─── Source data ───

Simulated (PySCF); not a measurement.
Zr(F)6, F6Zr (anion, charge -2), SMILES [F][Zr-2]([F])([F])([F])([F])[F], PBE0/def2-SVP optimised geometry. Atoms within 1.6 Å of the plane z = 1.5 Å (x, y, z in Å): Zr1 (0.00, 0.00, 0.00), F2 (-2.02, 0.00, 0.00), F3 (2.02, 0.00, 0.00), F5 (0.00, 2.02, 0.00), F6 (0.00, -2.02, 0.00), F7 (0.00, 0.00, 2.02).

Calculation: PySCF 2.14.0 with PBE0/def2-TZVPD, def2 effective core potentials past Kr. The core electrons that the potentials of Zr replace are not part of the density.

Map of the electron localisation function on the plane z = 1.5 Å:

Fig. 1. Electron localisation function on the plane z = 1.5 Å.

───

[Activity]: In the entries above, find the line with "Calculation: PySCF 2.14.0" and the line with "Map of the electron", then set down exactly those two and every line between them, nothing else.

[Answer area]:
Calculation: PySCF 2.14.0 with PBE0/def2-TZVPD, def2 effective core potentials past Kr. The core electrons that the potentials of Zr replace are not part of the density.

Map of the electron localisation function on the plane z = 1.5 Å:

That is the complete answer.